* _WORK TASK_: Lines from the top of the entries through the line that has "Potentials or basis: all-electron" must be duplicated exactly, and no others.

::::

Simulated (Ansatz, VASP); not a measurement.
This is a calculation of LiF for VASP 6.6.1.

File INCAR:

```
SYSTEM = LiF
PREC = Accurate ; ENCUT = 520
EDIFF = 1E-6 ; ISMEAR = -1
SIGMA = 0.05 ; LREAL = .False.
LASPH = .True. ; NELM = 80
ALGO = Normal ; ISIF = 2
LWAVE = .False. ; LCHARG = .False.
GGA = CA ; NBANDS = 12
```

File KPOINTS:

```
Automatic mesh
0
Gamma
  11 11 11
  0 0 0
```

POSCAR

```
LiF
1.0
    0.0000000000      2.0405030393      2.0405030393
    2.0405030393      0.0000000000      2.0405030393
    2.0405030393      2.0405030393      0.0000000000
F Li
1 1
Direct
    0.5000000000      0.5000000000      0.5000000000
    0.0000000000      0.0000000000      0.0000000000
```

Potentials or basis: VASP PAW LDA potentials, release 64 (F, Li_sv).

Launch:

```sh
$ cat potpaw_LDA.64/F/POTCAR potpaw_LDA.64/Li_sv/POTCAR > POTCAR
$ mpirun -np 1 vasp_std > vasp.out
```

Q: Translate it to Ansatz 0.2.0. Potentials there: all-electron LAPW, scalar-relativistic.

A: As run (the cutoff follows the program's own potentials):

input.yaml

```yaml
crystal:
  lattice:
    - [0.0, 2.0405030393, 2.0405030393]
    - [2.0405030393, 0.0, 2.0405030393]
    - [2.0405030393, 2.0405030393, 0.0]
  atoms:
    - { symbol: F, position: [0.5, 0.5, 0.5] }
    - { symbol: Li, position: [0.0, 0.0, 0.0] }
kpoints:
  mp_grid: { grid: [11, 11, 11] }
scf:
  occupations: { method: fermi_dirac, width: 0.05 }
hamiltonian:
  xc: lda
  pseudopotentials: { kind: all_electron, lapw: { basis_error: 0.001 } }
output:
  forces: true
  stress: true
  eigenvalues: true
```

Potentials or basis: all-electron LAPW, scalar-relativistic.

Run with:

::::

* _EXERCISE OUTPUT_:
Simulated (Ansatz, VASP); not a measurement.
This is a calculation of LiF for VASP 6.6.1.

File INCAR:

```
SYSTEM = LiF
PREC = Accurate ; ENCUT = 520
EDIFF = 1E-6 ; ISMEAR = -1
SIGMA = 0.05 ; LREAL = .False.
LASPH = .True. ; NELM = 80
ALGO = Normal ; ISIF = 2
LWAVE = .False. ; LCHARG = .False.
GGA = CA ; NBANDS = 12
```

File KPOINTS:

```
Automatic mesh
0
Gamma
  11 11 11
  0 0 0
```

POSCAR

```
LiF
1.0
    0.0000000000      2.0405030393      2.0405030393
    2.0405030393      0.0000000000      2.0405030393
    2.0405030393      2.0405030393      0.0000000000
F Li
1 1
Direct
    0.5000000000      0.5000000000      0.5000000000
    0.0000000000      0.0000000000      0.0000000000
```

Potentials or basis: VASP PAW LDA potentials, release 64 (F, Li_sv).

Launch:

```sh
$ cat potpaw_LDA.64/F/POTCAR potpaw_LDA.64/Li_sv/POTCAR > POTCAR
$ mpirun -np 1 vasp_std > vasp.out
```

Q: Translate it to Ansatz 0.2.0. Potentials there: all-electron LAPW, scalar-relativistic.

A: As run (the cutoff follows the program's own potentials):

input.yaml

```yaml
crystal:
  lattice:
    - [0.0, 2.0405030393, 2.0405030393]
    - [2.0405030393, 0.0, 2.0405030393]
    - [2.0405030393, 2.0405030393, 0.0]
  atoms:
    - { symbol: F, position: [0.5, 0.5, 0.5] }
    - { symbol: Li, position: [0.0, 0.0, 0.0] }
kpoints:
  mp_grid: { grid: [11, 11, 11] }
scf:
  occupations: { method: fermi_dirac, width: 0.05 }
hamiltonian:
  xc: lda
  pseudopotentials: { kind: all_electron, lapw: { basis_error: 0.001 } }
output:
  forces: true
  stress: true
  eigenvalues: true
```

Potentials or basis: all-electron LAPW, scalar-relativistic.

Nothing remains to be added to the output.